* _ASSIGNMENT_: Print the records below exactly; all of them are needed.

* _RECORDS SUPPLIED_:
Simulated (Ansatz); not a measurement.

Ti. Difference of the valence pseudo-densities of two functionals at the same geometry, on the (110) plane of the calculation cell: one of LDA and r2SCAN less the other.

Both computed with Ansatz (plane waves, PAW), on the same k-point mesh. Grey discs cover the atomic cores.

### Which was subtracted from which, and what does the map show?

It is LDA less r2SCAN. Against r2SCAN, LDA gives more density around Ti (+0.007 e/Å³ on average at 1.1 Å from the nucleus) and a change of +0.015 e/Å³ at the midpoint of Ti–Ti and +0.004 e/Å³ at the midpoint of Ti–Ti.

* _TASK ANSWER_:
Simulated (Ansatz); not a measurement.

Ti. Difference of the valence pseudo-densities of two functionals at the same geometry, on the (110) plane of the calculation cell: one of LDA and r2SCAN less the other.

Both computed with Ansatz (plane waves, PAW), on the same k-point mesh. Grey discs cover the atomic cores.

### Which was subtracted from which, and what does the map show?

It is LDA less r2SCAN. Against r2SCAN, LDA gives more density around Ti (+0.007 e/Å³ on average at 1.1 Å from the nucleus) and a change of +0.015 e/Å³ at the midpoint of Ti–Ti and +0.004 e/Å³ at the midpoint of Ti–Ti.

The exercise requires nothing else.